TASK ITEM:
Find the line with "Potentials or basis: VASP" in the records below. Copy it and every line after it, up to and including the line with "Predict the pressure.".

MATERIAL SUPPLIED Start Marker
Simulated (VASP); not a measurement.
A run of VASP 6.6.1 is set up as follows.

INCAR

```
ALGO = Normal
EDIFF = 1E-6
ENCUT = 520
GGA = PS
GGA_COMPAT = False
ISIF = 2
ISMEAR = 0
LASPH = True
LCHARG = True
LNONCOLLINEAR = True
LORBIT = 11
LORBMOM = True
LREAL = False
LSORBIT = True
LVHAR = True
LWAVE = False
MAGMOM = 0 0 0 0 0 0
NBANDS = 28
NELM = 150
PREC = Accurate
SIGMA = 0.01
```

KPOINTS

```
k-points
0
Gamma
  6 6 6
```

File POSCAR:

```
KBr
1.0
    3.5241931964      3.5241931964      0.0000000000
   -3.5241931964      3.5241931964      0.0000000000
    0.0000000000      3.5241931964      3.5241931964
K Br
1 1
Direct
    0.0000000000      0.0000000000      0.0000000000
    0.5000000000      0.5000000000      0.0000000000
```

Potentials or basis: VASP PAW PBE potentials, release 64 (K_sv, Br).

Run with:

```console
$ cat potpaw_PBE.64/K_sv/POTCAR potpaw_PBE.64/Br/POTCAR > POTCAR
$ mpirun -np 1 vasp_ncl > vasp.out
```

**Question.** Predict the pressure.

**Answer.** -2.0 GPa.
MATERIAL SUPPLIED End Marker

ANSWER AREA:
Potentials or basis: VASP PAW PBE potentials, release 64 (K_sv, Br).

Run with:

```console
$ cat potpaw_PBE.64/K_sv/POTCAR potpaw_PBE.64/Br/POTCAR > POTCAR
$ mpirun -np 1 vasp_ncl > vasp.out
```

**Question.** Predict the pressure.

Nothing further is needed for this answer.